### Requirement
Your task is to quote the records from their first line through the line containing "Task: Estimate the pressure.", with nothing added or left out.

### Dataset entries
━━━━━━━━━━━━━━━━━━━━━━━━━━━━━━
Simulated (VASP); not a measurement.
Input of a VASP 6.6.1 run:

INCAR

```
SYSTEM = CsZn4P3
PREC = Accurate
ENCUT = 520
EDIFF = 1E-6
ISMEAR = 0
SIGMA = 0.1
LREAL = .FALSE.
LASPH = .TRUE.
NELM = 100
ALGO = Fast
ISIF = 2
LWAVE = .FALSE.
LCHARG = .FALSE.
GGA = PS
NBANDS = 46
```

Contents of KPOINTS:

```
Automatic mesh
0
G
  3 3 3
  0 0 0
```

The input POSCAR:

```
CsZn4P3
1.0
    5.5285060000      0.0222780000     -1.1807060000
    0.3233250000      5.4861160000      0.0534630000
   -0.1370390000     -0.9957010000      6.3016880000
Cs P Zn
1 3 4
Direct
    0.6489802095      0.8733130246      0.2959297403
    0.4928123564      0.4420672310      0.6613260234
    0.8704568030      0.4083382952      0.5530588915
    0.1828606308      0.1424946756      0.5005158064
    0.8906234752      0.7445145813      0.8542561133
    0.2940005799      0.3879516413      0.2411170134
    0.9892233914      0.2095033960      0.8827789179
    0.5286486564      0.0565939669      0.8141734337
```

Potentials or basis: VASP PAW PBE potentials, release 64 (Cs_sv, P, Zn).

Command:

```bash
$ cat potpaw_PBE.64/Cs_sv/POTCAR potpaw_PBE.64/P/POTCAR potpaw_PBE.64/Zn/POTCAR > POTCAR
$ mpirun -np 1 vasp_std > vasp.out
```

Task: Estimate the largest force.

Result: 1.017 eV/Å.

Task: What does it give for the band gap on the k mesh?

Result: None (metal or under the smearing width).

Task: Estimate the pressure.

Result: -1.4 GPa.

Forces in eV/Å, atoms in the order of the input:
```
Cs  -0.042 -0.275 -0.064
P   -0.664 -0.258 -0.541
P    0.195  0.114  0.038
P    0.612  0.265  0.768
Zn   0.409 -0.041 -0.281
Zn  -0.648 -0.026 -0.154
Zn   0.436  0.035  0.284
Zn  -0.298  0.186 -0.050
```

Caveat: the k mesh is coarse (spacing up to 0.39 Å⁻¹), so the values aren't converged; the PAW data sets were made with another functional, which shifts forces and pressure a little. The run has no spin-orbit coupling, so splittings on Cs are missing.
━━━━━━━━━━━━━━━━━━━━━━━━━━━━━━

### Expected answer
Simulated (VASP); not a measurement.
Input of a VASP 6.6.1 run:

INCAR

```
SYSTEM = CsZn4P3
PREC = Accurate
ENCUT = 520
EDIFF = 1E-6
ISMEAR = 0
SIGMA = 0.1
LREAL = .FALSE.
LASPH = .TRUE.
NELM = 100
ALGO = Fast
ISIF = 2
LWAVE = .FALSE.
LCHARG = .FALSE.
GGA = PS
NBANDS = 46
```

Contents of KPOINTS:

```
Automatic mesh
0
G
  3 3 3
  0 0 0
```

The input POSCAR:

```
CsZn4P3
1.0
    5.5285060000      0.0222780000     -1.1807060000
    0.3233250000      5.4861160000      0.0534630000
   -0.1370390000     -0.9957010000      6.3016880000
Cs P Zn
1 3 4
Direct
    0.6489802095      0.8733130246      0.2959297403
    0.4928123564      0.4420672310      0.6613260234
    0.8704568030      0.4083382952      0.5530588915
    0.1828606308      0.1424946756      0.5005158064
    0.8906234752      0.7445145813      0.8542561133
    0.2940005799      0.3879516413      0.2411170134
    0.9892233914      0.2095033960      0.8827789179
    0.5286486564      0.0565939669      0.8141734337
```

Potentials or basis: VASP PAW PBE potentials, release 64 (Cs_sv, P, Zn).

Command:

```bash
$ cat potpaw_PBE.64/Cs_sv/POTCAR potpaw_PBE.64/P/POTCAR potpaw_PBE.64/Zn/POTCAR > POTCAR
$ mpirun -np 1 vasp_std > vasp.out
```

Task: Estimate the largest force.

Result: 1.017 eV/Å.

Task: What does it give for the band gap on the k mesh?

Result: None (metal or under the smearing width).

Task: Estimate the pressure.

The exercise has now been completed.